▶ **Work item**:
Starting at the top of the entries below, set down every line exactly, please, until you reach the line with "Basis cc-pVDZ; Ansatz", which is included too.

Information START

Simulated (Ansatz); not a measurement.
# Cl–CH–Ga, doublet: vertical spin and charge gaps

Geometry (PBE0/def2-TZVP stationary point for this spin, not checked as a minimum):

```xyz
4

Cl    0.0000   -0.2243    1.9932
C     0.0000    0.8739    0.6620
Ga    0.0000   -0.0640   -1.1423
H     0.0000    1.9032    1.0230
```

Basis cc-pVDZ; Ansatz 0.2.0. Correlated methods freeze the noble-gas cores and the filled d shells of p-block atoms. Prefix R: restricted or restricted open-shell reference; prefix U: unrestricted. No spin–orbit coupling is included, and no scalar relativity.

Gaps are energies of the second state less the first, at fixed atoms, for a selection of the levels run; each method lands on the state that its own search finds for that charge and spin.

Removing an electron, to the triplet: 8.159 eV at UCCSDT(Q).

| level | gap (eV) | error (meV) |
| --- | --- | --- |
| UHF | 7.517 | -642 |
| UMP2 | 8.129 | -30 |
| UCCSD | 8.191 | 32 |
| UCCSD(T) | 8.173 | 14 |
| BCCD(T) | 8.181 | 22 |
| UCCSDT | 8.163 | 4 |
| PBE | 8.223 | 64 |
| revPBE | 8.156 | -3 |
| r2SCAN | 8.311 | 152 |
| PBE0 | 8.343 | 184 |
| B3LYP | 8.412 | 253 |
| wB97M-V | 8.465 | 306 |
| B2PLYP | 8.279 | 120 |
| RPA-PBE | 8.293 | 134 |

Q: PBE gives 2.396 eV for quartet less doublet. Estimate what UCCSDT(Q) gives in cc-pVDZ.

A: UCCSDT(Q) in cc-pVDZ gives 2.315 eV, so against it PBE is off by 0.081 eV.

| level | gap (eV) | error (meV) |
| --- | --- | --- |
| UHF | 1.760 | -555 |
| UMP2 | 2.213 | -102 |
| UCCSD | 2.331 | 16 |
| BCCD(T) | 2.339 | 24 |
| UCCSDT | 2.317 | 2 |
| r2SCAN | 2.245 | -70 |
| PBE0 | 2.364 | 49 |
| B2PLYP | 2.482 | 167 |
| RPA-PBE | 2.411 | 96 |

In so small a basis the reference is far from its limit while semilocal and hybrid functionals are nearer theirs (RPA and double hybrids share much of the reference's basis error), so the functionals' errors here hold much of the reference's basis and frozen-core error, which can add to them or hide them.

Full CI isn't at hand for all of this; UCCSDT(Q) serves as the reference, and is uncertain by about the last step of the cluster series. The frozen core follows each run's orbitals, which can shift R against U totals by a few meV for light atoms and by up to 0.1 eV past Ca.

Information END

▶ **Reply**:
Simulated (Ansatz); not a measurement.
# Cl–CH–Ga, doublet: vertical spin and charge gaps

Geometry (PBE0/def2-TZVP stationary point for this spin, not checked as a minimum):

```xyz
4

Cl    0.0000   -0.2243    1.9932
C     0.0000    0.8739    0.6620
Ga    0.0000   -0.0640   -1.1423
H     0.0000    1.9032    1.0230
```

Basis cc-pVDZ; Ansatz 0.2.0. Correlated methods freeze the noble-gas cores and the filled d shells of p-block atoms. Prefix R: restricted or restricted open-shell reference; prefix U: unrestricted. No spin–orbit coupling is included, and no scalar relativity.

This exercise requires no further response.